Data supplied –
↓↓↓

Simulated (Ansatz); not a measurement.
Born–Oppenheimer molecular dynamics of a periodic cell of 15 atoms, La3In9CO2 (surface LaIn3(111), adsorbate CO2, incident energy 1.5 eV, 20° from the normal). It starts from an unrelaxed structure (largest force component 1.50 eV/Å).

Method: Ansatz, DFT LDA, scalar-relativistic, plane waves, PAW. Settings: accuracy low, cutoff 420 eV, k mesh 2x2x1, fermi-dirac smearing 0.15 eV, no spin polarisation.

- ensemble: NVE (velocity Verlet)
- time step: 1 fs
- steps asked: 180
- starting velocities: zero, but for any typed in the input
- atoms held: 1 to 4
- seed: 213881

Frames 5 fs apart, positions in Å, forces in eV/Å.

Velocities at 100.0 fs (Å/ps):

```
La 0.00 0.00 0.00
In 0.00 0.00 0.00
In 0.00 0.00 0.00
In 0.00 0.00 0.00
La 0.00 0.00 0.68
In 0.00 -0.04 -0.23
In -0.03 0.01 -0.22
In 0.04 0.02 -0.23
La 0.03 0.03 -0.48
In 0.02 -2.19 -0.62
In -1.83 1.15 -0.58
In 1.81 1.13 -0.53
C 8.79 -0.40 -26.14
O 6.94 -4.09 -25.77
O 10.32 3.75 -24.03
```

↑↑↑

Activity –
Every line from the start of the material above through the line that contains "- seed: 213881" must be written out exactly, with both ends included.

Answer box –
Simulated (Ansatz); not a measurement.
Born–Oppenheimer molecular dynamics of a periodic cell of 15 atoms, La3In9CO2 (surface LaIn3(111), adsorbate CO2, incident energy 1.5 eV, 20° from the normal). It starts from an unrelaxed structure (largest force component 1.50 eV/Å).

Method: Ansatz, DFT LDA, scalar-relativistic, plane waves, PAW. Settings: accuracy low, cutoff 420 eV, k mesh 2x2x1, fermi-dirac smearing 0.15 eV, no spin polarisation.

- ensemble: NVE (velocity Verlet)
- time step: 1 fs
- steps asked: 180
- starting velocities: zero, but for any typed in the input
- atoms held: 1 to 4
- seed: 213881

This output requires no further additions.